● **ASSIGNMENT**: Please restate exactly what appears in the records below from the first line to the line where "0.5; (b) 6.53." is, that line included.

● **DATASET EXTRACT**:

◇ ◇ ◇

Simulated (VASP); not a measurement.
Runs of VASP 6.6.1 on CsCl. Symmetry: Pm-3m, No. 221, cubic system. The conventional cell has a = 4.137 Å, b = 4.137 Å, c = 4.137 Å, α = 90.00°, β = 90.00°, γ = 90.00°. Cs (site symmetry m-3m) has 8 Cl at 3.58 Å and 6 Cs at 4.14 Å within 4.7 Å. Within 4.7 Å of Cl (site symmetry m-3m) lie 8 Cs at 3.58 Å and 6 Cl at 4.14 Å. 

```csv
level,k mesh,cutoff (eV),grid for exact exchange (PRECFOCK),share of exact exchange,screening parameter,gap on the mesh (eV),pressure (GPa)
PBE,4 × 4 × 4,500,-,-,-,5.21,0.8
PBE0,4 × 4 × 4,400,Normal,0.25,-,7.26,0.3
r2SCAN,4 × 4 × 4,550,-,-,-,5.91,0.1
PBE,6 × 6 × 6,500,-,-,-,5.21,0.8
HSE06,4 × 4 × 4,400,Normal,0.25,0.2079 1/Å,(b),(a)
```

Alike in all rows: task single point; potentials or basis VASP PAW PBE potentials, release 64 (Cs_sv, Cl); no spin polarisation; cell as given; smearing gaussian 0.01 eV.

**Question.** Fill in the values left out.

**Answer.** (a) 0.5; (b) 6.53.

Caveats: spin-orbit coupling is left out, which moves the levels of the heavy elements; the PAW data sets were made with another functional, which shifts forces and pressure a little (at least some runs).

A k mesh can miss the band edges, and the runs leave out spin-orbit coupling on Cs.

◇ ◇ ◇

● **TASK ANSWER**:
Simulated (VASP); not a measurement.
Runs of VASP 6.6.1 on CsCl. Symmetry: Pm-3m, No. 221, cubic system. The conventional cell has a = 4.137 Å, b = 4.137 Å, c = 4.137 Å, α = 90.00°, β = 90.00°, γ = 90.00°. Cs (site symmetry m-3m) has 8 Cl at 3.58 Å and 6 Cs at 4.14 Å within 4.7 Å. Within 4.7 Å of Cl (site symmetry m-3m) lie 8 Cs at 3.58 Å and 6 Cl at 4.14 Å. 

```csv
level,k mesh,cutoff (eV),grid for exact exchange (PRECFOCK),share of exact exchange,screening parameter,gap on the mesh (eV),pressure (GPa)
PBE,4 × 4 × 4,500,-,-,-,5.21,0.8
PBE0,4 × 4 × 4,400,Normal,0.25,-,7.26,0.3
r2SCAN,4 × 4 × 4,550,-,-,-,5.91,0.1
PBE,6 × 6 × 6,500,-,-,-,5.21,0.8
HSE06,4 × 4 × 4,400,Normal,0.25,0.2079 1/Å,(b),(a)
```

Alike in all rows: task single point; potentials or basis VASP PAW PBE potentials, release 64 (Cs_sv, Cl); no spin polarisation; cell as given; smearing gaussian 0.01 eV.

**Question.** Fill in the values left out.

**Answer.** (a) 0.5; (b) 6.53.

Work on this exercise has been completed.